━━ Data records

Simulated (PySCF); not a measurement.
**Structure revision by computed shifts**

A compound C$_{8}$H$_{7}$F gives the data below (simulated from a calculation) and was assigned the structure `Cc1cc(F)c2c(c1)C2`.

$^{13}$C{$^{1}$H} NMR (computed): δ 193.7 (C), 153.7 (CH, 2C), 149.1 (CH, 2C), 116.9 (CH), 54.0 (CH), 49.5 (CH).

━━━━

Action item | Word for word, write out all the lines shown above.

Exercise answer |
Simulated (PySCF); not a measurement.
**Structure revision by computed shifts**

A compound C$_{8}$H$_{7}$F gives the data below (simulated from a calculation) and was assigned the structure `Cc1cc(F)c2c(c1)C2`.

$^{13}$C{$^{1}$H} NMR (computed): δ 193.7 (C), 153.7 (CH, 2C), 149.1 (CH, 2C), 116.9 (CH), 54.0 (CH), 49.5 (CH).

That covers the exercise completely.